ASSIGNMENT: Read the data that follows. Then repeat it exactly.

INFORMATION PROVIDED:
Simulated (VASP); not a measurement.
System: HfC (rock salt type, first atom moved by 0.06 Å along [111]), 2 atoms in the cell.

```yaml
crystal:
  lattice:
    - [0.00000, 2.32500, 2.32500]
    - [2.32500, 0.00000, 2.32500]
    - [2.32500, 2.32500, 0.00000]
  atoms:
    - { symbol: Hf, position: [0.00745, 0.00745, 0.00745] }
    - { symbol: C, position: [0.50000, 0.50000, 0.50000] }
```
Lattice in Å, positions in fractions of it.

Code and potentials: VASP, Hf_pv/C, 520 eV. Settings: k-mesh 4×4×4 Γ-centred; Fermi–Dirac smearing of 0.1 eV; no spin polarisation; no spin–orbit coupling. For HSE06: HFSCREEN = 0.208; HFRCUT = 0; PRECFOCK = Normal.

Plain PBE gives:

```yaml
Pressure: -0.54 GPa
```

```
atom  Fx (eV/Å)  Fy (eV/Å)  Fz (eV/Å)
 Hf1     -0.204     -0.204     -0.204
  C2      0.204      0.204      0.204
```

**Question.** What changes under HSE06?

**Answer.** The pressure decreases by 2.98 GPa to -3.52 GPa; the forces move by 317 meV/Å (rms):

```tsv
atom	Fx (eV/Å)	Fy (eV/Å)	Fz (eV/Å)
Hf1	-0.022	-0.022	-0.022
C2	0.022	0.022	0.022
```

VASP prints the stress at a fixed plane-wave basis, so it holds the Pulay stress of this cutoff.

PROBLEM SOLUTION:
Simulated (VASP); not a measurement.
System: HfC (rock salt type, first atom moved by 0.06 Å along [111]), 2 atoms in the cell.

```yaml
crystal:
  lattice:
    - [0.00000, 2.32500, 2.32500]
    - [2.32500, 0.00000, 2.32500]
    - [2.32500, 2.32500, 0.00000]
  atoms:
    - { symbol: Hf, position: [0.00745, 0.00745, 0.00745] }
    - { symbol: C, position: [0.50000, 0.50000, 0.50000] }
```
Lattice in Å, positions in fractions of it.

Code and potentials: VASP, Hf_pv/C, 520 eV. Settings: k-mesh 4×4×4 Γ-centred; Fermi–Dirac smearing of 0.1 eV; no spin polarisation; no spin–orbit coupling. For HSE06: HFSCREEN = 0.208; HFRCUT = 0; PRECFOCK = Normal.

Plain PBE gives:

```yaml
Pressure: -0.54 GPa
```

```
atom  Fx (eV/Å)  Fy (eV/Å)  Fz (eV/Å)
 Hf1     -0.204     -0.204     -0.204
  C2      0.204      0.204      0.204
```

**Question.** What changes under HSE06?

**Answer.** The pressure decreases by 2.98 GPa to -3.52 GPa; the forces move by 317 meV/Å (rms):

```tsv
atom	Fx (eV/Å)	Fy (eV/Å)	Fz (eV/Å)
Hf1	-0.022	-0.022	-0.022
C2	0.022	0.022	0.022
```

VASP prints the stress at a fixed plane-wave basis, so it holds the Pulay stress of this cutoff.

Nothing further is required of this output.